Material shown =>
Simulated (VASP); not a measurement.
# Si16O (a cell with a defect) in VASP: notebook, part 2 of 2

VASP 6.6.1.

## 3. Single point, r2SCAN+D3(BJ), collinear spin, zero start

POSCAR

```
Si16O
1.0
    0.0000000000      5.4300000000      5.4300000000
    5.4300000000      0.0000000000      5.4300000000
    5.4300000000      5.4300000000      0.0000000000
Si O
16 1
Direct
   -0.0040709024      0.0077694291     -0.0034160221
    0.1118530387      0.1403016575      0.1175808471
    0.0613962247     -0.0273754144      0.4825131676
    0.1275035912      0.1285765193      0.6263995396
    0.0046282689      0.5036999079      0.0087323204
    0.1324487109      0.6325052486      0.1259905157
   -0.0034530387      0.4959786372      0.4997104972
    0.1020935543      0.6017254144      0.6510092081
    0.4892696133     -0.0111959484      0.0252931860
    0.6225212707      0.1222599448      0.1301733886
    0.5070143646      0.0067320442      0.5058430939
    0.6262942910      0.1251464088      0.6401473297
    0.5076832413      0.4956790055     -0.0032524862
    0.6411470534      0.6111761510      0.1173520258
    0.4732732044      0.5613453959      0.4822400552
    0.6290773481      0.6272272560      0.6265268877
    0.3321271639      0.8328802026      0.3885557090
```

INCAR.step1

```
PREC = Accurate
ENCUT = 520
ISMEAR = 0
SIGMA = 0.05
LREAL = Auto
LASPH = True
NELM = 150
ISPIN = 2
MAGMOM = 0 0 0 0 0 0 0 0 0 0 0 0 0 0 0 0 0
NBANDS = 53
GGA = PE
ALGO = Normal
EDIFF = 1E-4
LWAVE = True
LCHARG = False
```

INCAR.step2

Activity => The reply is to be an exact repeat of the records above.

Your solution =>
Simulated (VASP); not a measurement.
# Si16O (a cell with a defect) in VASP: notebook, part 2 of 2

VASP 6.6.1.

## 3. Single point, r2SCAN+D3(BJ), collinear spin, zero start

POSCAR

```
Si16O
1.0
    0.0000000000      5.4300000000      5.4300000000
    5.4300000000      0.0000000000      5.4300000000
    5.4300000000      5.4300000000      0.0000000000
Si O
16 1
Direct
   -0.0040709024      0.0077694291     -0.0034160221
    0.1118530387      0.1403016575      0.1175808471
    0.0613962247     -0.0273754144      0.4825131676
    0.1275035912      0.1285765193      0.6263995396
    0.0046282689      0.5036999079      0.0087323204
    0.1324487109      0.6325052486      0.1259905157
   -0.0034530387      0.4959786372      0.4997104972
    0.1020935543      0.6017254144      0.6510092081
    0.4892696133     -0.0111959484      0.0252931860
    0.6225212707      0.1222599448      0.1301733886
    0.5070143646      0.0067320442      0.5058430939
    0.6262942910      0.1251464088      0.6401473297
    0.5076832413      0.4956790055     -0.0032524862
    0.6411470534      0.6111761510      0.1173520258
    0.4732732044      0.5613453959      0.4822400552
    0.6290773481      0.6272272560      0.6265268877
    0.3321271639      0.8328802026      0.3885557090
```

INCAR.step1

```
PREC = Accurate
ENCUT = 520
ISMEAR = 0
SIGMA = 0.05
LREAL = Auto
LASPH = True
NELM = 150
ISPIN = 2
MAGMOM = 0 0 0 0 0 0 0 0 0 0 0 0 0 0 0 0 0
NBANDS = 53
GGA = PE
ALGO = Normal
EDIFF = 1E-4
LWAVE = True
LCHARG = False
```

INCAR.step2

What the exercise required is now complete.